WORK INSTRUCTION
Should any entry look odd, write it out exactly anyway, along with all the rest.

MATERIAL SHOWN
★ ★ ★ ★ ★

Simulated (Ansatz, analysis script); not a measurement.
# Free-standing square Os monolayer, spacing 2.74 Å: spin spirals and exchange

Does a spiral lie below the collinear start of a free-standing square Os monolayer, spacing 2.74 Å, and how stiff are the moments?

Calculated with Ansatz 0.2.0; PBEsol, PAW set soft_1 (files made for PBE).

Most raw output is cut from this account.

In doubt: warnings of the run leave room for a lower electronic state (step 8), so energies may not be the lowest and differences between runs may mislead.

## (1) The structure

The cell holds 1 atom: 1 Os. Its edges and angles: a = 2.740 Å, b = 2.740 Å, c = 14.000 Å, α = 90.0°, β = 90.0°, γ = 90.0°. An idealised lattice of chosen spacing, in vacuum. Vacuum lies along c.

★ ★ ★ ★ ★

WORKED SOLUTION
Simulated (Ansatz, analysis script); not a measurement.
# Free-standing square Os monolayer, spacing 2.74 Å: spin spirals and exchange

Does a spiral lie below the collinear start of a free-standing square Os monolayer, spacing 2.74 Å, and how stiff are the moments?

Calculated with Ansatz 0.2.0; PBEsol, PAW set soft_1 (files made for PBE).

Most raw output is cut from this account.

In doubt: warnings of the run leave room for a lower electronic state (step 8), so energies may not be the lowest and differences between runs may mislead.

## (1) The structure

The cell holds 1 atom: 1 Os. Its edges and angles: a = 2.740 Å, b = 2.740 Å, c = 14.000 Å, α = 90.0°, β = 90.0°, γ = 90.0°. An idealised lattice of chosen spacing, in vacuum. Vacuum lies along c.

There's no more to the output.